Top of DATA LISTING

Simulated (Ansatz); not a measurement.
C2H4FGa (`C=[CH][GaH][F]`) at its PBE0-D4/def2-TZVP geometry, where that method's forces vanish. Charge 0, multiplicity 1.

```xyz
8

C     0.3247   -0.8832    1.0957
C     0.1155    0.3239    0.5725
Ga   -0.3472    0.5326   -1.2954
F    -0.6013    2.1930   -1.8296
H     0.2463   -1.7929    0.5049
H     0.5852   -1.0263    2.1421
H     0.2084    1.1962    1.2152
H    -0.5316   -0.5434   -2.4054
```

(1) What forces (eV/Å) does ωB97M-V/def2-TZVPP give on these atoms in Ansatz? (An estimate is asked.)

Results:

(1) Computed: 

Bottom of DATA LISTING

__REQUIRED ACTION__
Write out, from the lines above, only those from the line with "0, multiplicity 1." to the line with "(1) What forces", exactly as given, including the first and the last.

__WRITTEN SOLUTION__
C2H4FGa (`C=[CH][GaH][F]`) at its PBE0-D4/def2-TZVP geometry, where that method's forces vanish. Charge 0, multiplicity 1.

```xyz
8

C     0.3247   -0.8832    1.0957
C     0.1155    0.3239    0.5725
Ga   -0.3472    0.5326   -1.2954
F    -0.6013    2.1930   -1.8296
H     0.2463   -1.7929    0.5049
H     0.5852   -1.0263    2.1421
H     0.2084    1.1962    1.2152
H    -0.5316   -0.5434   -2.4054
```

(1) What forces (eV/Å) does ωB97M-V/def2-TZVPP give on these atoms in Ansatz? (An estimate is asked.)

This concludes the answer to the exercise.